Assigned task.
The lines from the top of the data down to the line with "### Step 1. The structure to begin with" should be repeated exactly, both ends included.

··· Listed records ···

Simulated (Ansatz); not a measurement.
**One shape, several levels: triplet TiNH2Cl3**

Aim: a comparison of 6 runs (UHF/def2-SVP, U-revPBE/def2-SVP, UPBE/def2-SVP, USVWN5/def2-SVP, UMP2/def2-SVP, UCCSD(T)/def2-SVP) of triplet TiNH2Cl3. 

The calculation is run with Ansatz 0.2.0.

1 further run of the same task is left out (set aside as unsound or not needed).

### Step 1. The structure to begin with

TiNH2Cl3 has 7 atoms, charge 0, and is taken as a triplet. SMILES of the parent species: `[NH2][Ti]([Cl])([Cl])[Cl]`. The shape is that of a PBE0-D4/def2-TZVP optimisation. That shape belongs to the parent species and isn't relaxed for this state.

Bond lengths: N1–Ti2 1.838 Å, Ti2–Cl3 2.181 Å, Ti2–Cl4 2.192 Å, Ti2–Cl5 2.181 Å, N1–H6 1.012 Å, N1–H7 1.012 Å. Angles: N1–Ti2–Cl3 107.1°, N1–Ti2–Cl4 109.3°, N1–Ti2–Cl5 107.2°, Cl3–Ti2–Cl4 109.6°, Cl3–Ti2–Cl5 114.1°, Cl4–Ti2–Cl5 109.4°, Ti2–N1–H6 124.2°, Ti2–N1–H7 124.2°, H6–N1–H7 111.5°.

···

Written solution.
Simulated (Ansatz); not a measurement.
**One shape, several levels: triplet TiNH2Cl3**

Aim: a comparison of 6 runs (UHF/def2-SVP, U-revPBE/def2-SVP, UPBE/def2-SVP, USVWN5/def2-SVP, UMP2/def2-SVP, UCCSD(T)/def2-SVP) of triplet TiNH2Cl3. 

The calculation is run with Ansatz 0.2.0.

1 further run of the same task is left out (set aside as unsound or not needed).

### Step 1. The structure to begin with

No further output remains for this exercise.